## [Work task]
Every line of the data below is to be retyped exactly.

## [Data excerpts]
Segment Open

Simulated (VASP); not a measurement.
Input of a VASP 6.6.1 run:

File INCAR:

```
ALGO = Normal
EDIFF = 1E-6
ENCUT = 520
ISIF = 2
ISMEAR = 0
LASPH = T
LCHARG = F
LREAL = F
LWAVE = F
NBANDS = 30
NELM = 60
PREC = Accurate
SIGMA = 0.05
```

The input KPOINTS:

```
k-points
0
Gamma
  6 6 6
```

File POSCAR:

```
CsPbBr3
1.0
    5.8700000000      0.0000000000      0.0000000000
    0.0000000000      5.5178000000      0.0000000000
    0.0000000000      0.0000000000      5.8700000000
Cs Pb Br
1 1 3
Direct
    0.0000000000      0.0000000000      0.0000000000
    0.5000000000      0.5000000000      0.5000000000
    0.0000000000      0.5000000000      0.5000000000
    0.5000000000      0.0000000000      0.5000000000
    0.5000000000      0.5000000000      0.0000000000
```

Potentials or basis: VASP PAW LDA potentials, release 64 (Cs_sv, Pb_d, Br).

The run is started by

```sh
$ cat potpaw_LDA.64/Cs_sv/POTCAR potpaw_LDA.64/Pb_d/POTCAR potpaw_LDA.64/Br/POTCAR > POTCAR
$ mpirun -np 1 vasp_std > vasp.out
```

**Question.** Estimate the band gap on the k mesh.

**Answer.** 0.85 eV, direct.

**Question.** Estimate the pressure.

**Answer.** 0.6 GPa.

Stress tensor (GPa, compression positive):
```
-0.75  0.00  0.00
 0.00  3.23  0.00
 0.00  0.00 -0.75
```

Segment Closed

## [Exercise answer]
Simulated (VASP); not a measurement.
Input of a VASP 6.6.1 run:

File INCAR:

```
ALGO = Normal
EDIFF = 1E-6
ENCUT = 520
ISIF = 2
ISMEAR = 0
LASPH = T
LCHARG = F
LREAL = F
LWAVE = F
NBANDS = 30
NELM = 60
PREC = Accurate
SIGMA = 0.05
```

The input KPOINTS:

```
k-points
0
Gamma
  6 6 6
```

File POSCAR:

```
CsPbBr3
1.0
    5.8700000000      0.0000000000      0.0000000000
    0.0000000000      5.5178000000      0.0000000000
    0.0000000000      0.0000000000      5.8700000000
Cs Pb Br
1 1 3
Direct
    0.0000000000      0.0000000000      0.0000000000
    0.5000000000      0.5000000000      0.5000000000
    0.0000000000      0.5000000000      0.5000000000
    0.5000000000      0.0000000000      0.5000000000
    0.5000000000      0.5000000000      0.0000000000
```

Potentials or basis: VASP PAW LDA potentials, release 64 (Cs_sv, Pb_d, Br).

The run is started by

```sh
$ cat potpaw_LDA.64/Cs_sv/POTCAR potpaw_LDA.64/Pb_d/POTCAR potpaw_LDA.64/Br/POTCAR > POTCAR
$ mpirun -np 1 vasp_std > vasp.out
```

**Question.** Estimate the band gap on the k mesh.

**Answer.** 0.85 eV, direct.

**Question.** Estimate the pressure.

**Answer.** 0.6 GPa.

Stress tensor (GPa, compression positive):
```
-0.75  0.00  0.00
 0.00  3.23  0.00
 0.00  0.00 -0.75
```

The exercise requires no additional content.